REQUIRED ACTION. Reproduce the opening lines of the records exactly, please, stopping after the line that contains "VASP 6.6.1 |".

____ DATA RECORDS

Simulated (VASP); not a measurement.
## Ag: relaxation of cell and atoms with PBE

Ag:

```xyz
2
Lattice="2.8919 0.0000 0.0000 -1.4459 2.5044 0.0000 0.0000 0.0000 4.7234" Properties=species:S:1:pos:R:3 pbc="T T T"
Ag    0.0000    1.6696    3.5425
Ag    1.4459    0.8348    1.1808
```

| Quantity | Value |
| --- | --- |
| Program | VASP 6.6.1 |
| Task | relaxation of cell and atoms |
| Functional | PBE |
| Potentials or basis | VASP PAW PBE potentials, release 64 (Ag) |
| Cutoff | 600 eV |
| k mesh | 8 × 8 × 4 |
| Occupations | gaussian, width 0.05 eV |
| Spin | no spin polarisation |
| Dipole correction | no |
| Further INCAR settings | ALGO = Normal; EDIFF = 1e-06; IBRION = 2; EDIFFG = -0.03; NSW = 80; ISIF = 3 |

________

EXERCISE RESPONSE.
Simulated (VASP); not a measurement.
## Ag: relaxation of cell and atoms with PBE

Ag:

```xyz
2
Lattice="2.8919 0.0000 0.0000 -1.4459 2.5044 0.0000 0.0000 0.0000 4.7234" Properties=species:S:1:pos:R:3 pbc="T T T"
Ag    0.0000    1.6696    3.5425
Ag    1.4459    0.8348    1.1808
```

| Quantity | Value |
| --- | --- |
| Program | VASP 6.6.1 |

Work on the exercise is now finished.